┌──

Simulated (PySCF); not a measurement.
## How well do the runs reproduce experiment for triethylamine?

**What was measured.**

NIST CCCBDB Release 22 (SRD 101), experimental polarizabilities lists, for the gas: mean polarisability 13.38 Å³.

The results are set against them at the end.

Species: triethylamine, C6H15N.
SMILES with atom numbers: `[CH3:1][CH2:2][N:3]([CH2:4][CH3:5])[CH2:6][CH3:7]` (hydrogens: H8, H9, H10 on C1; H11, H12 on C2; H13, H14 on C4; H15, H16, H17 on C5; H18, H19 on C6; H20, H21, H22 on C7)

└──

**Action item:** Set down the records above once more, exactly as given.

**Your solution:**
Simulated (PySCF); not a measurement.
## How well do the runs reproduce experiment for triethylamine?

**What was measured.**

NIST CCCBDB Release 22 (SRD 101), experimental polarizabilities lists, for the gas: mean polarisability 13.38 Å³.

The results are set against them at the end.

Species: triethylamine, C6H15N.
SMILES with atom numbers: `[CH3:1][CH2:2][N:3]([CH2:4][CH3:5])[CH2:6][CH3:7]` (hydrogens: H8, H9, H10 on C1; H11, H12 on C2; H13, H14 on C4; H15, H16, H17 on C5; H18, H19 on C6; H20, H21, H22 on C7)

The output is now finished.